Each line from the start of the data below through the one containing "SMILES with atom" must be reproduced exactly.

——————

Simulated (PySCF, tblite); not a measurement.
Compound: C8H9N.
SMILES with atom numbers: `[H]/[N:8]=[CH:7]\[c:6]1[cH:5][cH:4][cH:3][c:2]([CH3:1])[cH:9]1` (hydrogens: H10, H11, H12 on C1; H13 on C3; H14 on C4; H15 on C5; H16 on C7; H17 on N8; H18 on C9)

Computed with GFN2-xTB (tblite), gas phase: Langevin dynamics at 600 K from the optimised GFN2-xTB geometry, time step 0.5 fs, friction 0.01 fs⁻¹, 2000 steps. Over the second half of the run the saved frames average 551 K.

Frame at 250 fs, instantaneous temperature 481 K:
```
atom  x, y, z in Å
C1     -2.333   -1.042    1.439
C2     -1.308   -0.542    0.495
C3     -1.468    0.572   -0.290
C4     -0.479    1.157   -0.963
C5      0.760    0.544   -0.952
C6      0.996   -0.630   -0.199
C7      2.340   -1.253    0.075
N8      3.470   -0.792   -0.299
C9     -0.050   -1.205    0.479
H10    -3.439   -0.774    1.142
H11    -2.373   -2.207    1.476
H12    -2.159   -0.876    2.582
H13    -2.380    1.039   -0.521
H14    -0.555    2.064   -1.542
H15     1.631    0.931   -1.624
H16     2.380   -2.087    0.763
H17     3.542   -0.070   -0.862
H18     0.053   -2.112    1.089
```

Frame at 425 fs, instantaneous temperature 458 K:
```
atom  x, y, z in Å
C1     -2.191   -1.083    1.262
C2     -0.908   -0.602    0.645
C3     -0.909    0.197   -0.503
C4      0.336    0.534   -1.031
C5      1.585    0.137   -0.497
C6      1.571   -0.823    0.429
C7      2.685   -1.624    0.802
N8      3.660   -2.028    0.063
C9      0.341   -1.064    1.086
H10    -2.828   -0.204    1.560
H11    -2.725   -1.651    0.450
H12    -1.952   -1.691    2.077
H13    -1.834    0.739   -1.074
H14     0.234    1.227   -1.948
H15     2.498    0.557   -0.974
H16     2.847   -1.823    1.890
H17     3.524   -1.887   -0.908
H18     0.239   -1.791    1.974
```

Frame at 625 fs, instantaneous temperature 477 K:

——————

### Response box
Simulated (PySCF, tblite); not a measurement.
Compound: C8H9N.
SMILES with atom numbers: `[H]/[N:8]=[CH:7]\[c:6]1[cH:5][cH:4][cH:3][c:2]([CH3:1])[cH:9]1` (hydrogens: H10, H11, H12 on C1; H13 on C3; H14 on C4; H15 on C5; H16 on C7; H17 on N8; H18 on C9)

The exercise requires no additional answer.